## THE DATA:
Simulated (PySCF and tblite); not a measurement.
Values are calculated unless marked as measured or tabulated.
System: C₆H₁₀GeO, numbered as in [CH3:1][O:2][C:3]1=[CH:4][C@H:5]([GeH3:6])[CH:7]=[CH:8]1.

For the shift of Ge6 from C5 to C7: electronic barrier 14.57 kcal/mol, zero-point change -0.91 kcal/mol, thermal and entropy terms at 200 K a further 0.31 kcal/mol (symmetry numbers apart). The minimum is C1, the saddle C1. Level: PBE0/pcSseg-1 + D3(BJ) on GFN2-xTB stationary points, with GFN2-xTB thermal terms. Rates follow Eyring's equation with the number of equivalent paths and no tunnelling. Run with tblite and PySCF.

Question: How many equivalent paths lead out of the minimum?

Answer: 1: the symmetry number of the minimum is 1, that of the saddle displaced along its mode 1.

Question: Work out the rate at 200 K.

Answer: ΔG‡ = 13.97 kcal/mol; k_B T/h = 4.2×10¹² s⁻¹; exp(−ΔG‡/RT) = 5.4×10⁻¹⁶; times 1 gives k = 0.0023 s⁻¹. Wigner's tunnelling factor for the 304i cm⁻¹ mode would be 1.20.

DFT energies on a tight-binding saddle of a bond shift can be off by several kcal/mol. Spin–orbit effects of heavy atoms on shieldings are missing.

## WORK TASK:
Taking the entries above, restate exactly those lines that fall between the line with "Answer: 1: the" and the line with "Answer: ΔG‡ = 13.97", keeping both of those lines too.

## TASK ANSWER:
Answer: 1: the symmetry number of the minimum is 1, that of the saddle displaced along its mode 1.

Question: Work out the rate at 200 K.

Answer: ΔG‡ = 13.97 kcal/mol; k_B T/h = 4.2×10¹² s⁻¹; exp(−ΔG‡/RT) = 5.4×10⁻¹⁶; times 1 gives k = 0.0023 s⁻¹. Wigner's tunnelling factor for the 304i cm⁻¹ mode would be 1.20.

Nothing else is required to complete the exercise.